§ Data for review:
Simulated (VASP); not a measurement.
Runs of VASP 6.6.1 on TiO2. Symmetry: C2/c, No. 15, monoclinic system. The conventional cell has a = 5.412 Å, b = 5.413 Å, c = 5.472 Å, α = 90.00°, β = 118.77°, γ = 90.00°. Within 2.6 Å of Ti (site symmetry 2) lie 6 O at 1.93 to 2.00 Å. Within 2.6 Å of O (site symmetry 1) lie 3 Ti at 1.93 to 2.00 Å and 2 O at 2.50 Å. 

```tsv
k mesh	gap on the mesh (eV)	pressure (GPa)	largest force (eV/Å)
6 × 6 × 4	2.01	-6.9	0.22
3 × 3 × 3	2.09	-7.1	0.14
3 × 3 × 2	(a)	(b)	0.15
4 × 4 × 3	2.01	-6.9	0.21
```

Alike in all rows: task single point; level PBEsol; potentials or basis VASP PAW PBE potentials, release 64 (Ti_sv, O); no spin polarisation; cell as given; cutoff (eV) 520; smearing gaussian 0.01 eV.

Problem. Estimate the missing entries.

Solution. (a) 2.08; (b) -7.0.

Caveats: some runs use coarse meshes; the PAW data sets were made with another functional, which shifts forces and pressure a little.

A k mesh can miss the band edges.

§ Assignment:
Output exactly the lines of the material above from the one containing "Problem. Estimate the missing entries." up to and including the one containing "Caveats: some runs".

§ Problem solution:
Problem. Estimate the missing entries.

Solution. (a) 2.08; (b) -7.0.

Caveats: some runs use coarse meshes; the PAW data sets were made with another functional, which shifts forces and pressure a little.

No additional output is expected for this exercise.